Action item: Given the records below, would you repeat exactly the lines that begin at the one containing "- Valence electrons" and end at the one containing "Caveat: the cell", inclusive?

-- Opening Marker --
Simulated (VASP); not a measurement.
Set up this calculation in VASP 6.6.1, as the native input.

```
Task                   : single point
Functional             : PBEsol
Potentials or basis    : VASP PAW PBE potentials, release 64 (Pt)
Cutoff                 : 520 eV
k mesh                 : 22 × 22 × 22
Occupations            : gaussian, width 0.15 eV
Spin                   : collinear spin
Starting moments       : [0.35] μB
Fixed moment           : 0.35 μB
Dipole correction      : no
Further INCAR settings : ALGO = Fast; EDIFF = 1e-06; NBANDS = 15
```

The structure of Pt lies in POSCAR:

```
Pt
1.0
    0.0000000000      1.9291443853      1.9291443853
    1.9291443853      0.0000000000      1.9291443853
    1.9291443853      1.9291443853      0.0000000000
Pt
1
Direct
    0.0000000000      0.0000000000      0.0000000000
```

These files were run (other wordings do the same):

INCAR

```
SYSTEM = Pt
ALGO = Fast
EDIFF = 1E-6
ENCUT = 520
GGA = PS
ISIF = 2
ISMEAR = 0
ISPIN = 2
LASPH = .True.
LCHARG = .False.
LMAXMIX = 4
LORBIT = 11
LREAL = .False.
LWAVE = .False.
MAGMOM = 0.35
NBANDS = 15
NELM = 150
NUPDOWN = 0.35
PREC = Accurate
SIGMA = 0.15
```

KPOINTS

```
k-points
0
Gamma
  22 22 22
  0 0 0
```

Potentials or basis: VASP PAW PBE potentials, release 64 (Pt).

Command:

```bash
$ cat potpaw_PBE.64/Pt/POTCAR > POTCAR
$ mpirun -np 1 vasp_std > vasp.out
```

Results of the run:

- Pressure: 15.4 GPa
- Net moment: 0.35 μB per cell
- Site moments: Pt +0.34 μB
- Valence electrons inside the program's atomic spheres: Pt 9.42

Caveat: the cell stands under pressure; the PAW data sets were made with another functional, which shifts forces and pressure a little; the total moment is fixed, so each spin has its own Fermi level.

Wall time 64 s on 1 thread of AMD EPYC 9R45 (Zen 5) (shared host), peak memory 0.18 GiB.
-- Closing Marker --

Response:
- Valence electrons inside the program's atomic spheres: Pt 9.42

Caveat: the cell stands under pressure; the PAW data sets were made with another functional, which shifts forces and pressure a little; the total moment is fixed, so each spin has its own Fermi level.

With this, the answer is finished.